Given data -
──────────────────────────────
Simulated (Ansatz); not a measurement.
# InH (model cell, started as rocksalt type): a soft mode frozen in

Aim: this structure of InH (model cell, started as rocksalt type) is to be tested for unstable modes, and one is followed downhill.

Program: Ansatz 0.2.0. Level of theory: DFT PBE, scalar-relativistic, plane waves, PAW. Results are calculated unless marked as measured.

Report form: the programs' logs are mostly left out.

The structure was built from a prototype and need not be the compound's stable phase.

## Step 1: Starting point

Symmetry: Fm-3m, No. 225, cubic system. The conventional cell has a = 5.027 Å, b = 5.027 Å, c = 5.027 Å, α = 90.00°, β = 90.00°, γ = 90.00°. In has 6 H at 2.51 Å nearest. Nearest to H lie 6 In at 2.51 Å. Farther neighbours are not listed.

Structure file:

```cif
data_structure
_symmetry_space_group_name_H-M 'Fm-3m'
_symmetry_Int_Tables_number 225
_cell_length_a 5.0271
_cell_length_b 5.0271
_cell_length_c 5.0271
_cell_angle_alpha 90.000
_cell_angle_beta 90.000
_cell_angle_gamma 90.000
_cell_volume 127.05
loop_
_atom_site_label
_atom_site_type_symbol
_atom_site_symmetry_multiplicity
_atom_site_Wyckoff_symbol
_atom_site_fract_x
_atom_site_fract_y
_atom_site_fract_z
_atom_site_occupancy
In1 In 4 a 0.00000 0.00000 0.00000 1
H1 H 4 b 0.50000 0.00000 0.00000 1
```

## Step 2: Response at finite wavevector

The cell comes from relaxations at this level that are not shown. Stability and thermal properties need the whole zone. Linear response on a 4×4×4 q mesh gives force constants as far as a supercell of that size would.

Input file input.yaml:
──────────────────────────────

Please output exactly the lines between the one holding "Report form: the" and the one holding "Symmetry: Fm-3m, No." in the records above, inclusive, and nothing more.

Report form: the programs' logs are mostly left out.

The structure was built from a prototype and need not be the compound's stable phase.

## Step 1: Starting point

Symmetry: Fm-3m, No. 225, cubic system. The conventional cell has a = 5.027 Å, b = 5.027 Å, c = 5.027 Å, α = 90.00°, β = 90.00°, γ = 90.00°. In has 6 H at 2.51 Å nearest. Nearest to H lie 6 In at 2.51 Å. Farther neighbours are not listed.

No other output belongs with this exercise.